# Material provided:
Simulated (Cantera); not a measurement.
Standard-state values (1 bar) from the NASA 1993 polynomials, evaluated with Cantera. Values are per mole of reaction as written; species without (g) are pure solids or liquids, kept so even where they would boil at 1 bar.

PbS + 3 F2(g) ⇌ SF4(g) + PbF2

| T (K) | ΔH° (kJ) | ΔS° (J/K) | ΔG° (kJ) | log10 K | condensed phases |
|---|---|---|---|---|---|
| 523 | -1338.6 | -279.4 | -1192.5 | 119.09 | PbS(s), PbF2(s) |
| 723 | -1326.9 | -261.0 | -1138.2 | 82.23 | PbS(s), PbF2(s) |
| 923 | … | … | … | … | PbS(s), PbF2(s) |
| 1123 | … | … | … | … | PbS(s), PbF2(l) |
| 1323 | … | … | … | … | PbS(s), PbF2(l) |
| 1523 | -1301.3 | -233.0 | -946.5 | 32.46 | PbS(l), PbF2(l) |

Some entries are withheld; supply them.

# Task item:
Reproduce each entry above character for character.

# Answer area:
Simulated (Cantera); not a measurement.
Standard-state values (1 bar) from the NASA 1993 polynomials, evaluated with Cantera. Values are per mole of reaction as written; species without (g) are pure solids or liquids, kept so even where they would boil at 1 bar.

PbS + 3 F2(g) ⇌ SF4(g) + PbF2

| T (K) | ΔH° (kJ) | ΔS° (J/K) | ΔG° (kJ) | log10 K | condensed phases |
|---|---|---|---|---|---|
| 523 | -1338.6 | -279.4 | -1192.5 | 119.09 | PbS(s), PbF2(s) |
| 723 | -1326.9 | -261.0 | -1138.2 | 82.23 | PbS(s), PbF2(s) |
| 923 | … | … | … | … | PbS(s), PbF2(s) |
| 1123 | … | … | … | … | PbS(s), PbF2(l) |
| 1323 | … | … | … | … | PbS(s), PbF2(l) |
| 1523 | -1301.3 | -233.0 | -946.5 | 32.46 | PbS(l), PbF2(l) |

Some entries are withheld; supply them.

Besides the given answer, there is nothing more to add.